* **Requirement**:
Every line of the data must be retyped exactly as it stands.

*** Data shown Section Begins ***
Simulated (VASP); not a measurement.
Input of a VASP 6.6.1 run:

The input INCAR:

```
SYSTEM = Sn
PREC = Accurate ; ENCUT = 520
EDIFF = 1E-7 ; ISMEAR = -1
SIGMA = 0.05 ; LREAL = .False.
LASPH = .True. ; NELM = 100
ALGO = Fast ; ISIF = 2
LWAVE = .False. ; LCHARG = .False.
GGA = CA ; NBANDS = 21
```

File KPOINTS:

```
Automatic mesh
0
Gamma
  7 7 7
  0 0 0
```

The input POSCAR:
*** Data shown Section Ends ***

* **Answer space**:
Simulated (VASP); not a measurement.
Input of a VASP 6.6.1 run:

The input INCAR:

```
SYSTEM = Sn
PREC = Accurate ; ENCUT = 520
EDIFF = 1E-7 ; ISMEAR = -1
SIGMA = 0.05 ; LREAL = .False.
LASPH = .True. ; NELM = 100
ALGO = Fast ; ISIF = 2
LWAVE = .False. ; LCHARG = .False.
GGA = CA ; NBANDS = 21
```

File KPOINTS:

```
Automatic mesh
0
Gamma
  7 7 7
  0 0 0
```

The input POSCAR:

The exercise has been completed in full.